**SUPPLIED ENTRIES**
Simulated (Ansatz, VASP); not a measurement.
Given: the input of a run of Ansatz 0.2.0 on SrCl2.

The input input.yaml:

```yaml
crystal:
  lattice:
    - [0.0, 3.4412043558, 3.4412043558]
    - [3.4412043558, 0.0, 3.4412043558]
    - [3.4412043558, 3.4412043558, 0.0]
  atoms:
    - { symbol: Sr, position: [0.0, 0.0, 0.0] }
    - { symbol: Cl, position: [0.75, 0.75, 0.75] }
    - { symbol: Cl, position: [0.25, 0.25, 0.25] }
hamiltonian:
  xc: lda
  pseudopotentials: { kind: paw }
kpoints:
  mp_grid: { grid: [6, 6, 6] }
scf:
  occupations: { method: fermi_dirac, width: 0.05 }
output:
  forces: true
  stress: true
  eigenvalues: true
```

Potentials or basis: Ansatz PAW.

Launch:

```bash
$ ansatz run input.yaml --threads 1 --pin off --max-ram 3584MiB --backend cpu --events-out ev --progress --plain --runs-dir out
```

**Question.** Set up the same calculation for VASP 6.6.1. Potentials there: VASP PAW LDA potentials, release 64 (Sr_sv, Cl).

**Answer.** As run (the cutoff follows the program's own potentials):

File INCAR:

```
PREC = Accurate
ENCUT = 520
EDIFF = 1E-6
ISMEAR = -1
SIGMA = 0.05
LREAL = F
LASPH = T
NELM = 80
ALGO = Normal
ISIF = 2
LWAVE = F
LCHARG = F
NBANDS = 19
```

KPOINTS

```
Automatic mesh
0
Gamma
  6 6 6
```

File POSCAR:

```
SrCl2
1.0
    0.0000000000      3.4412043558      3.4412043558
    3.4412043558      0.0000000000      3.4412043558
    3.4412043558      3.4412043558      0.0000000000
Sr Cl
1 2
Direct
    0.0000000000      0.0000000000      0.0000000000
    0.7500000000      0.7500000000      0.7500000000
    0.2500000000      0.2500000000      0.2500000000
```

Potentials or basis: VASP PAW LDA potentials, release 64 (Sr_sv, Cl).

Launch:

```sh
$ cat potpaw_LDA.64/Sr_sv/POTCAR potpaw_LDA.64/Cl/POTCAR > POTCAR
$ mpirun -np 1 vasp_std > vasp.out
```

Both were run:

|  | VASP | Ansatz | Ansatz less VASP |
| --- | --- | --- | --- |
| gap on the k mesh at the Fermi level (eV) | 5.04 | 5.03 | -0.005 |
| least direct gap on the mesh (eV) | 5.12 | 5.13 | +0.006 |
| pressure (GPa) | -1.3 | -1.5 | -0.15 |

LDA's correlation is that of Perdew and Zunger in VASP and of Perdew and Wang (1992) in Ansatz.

**WORK REQUEST**
Return only the exact lines from the opening of the records through the line that contains "less VASP |", both included.

**EXPECTED ANSWER**
Simulated (Ansatz, VASP); not a measurement.
Given: the input of a run of Ansatz 0.2.0 on SrCl2.

The input input.yaml:

```yaml
crystal:
  lattice:
    - [0.0, 3.4412043558, 3.4412043558]
    - [3.4412043558, 0.0, 3.4412043558]
    - [3.4412043558, 3.4412043558, 0.0]
  atoms:
    - { symbol: Sr, position: [0.0, 0.0, 0.0] }
    - { symbol: Cl, position: [0.75, 0.75, 0.75] }
    - { symbol: Cl, position: [0.25, 0.25, 0.25] }
hamiltonian:
  xc: lda
  pseudopotentials: { kind: paw }
kpoints:
  mp_grid: { grid: [6, 6, 6] }
scf:
  occupations: { method: fermi_dirac, width: 0.05 }
output:
  forces: true
  stress: true
  eigenvalues: true
```

Potentials or basis: Ansatz PAW.

Launch:

```bash
$ ansatz run input.yaml --threads 1 --pin off --max-ram 3584MiB --backend cpu --events-out ev --progress --plain --runs-dir out
```

**Question.** Set up the same calculation for VASP 6.6.1. Potentials there: VASP PAW LDA potentials, release 64 (Sr_sv, Cl).

**Answer.** As run (the cutoff follows the program's own potentials):

File INCAR:

```
PREC = Accurate
ENCUT = 520
EDIFF = 1E-6
ISMEAR = -1
SIGMA = 0.05
LREAL = F
LASPH = T
NELM = 80
ALGO = Normal
ISIF = 2
LWAVE = F
LCHARG = F
NBANDS = 19
```

KPOINTS

```
Automatic mesh
0
Gamma
  6 6 6
```

File POSCAR:

```
SrCl2
1.0
    0.0000000000      3.4412043558      3.4412043558
    3.4412043558      0.0000000000      3.4412043558
    3.4412043558      3.4412043558      0.0000000000
Sr Cl
1 2
Direct
    0.0000000000      0.0000000000      0.0000000000
    0.7500000000      0.7500000000      0.7500000000
    0.2500000000      0.2500000000      0.2500000000
```

Potentials or basis: VASP PAW LDA potentials, release 64 (Sr_sv, Cl).

Launch:

```sh
$ cat potpaw_LDA.64/Sr_sv/POTCAR potpaw_LDA.64/Cl/POTCAR > POTCAR
$ mpirun -np 1 vasp_std > vasp.out
```

Both were run:

|  | VASP | Ansatz | Ansatz less VASP |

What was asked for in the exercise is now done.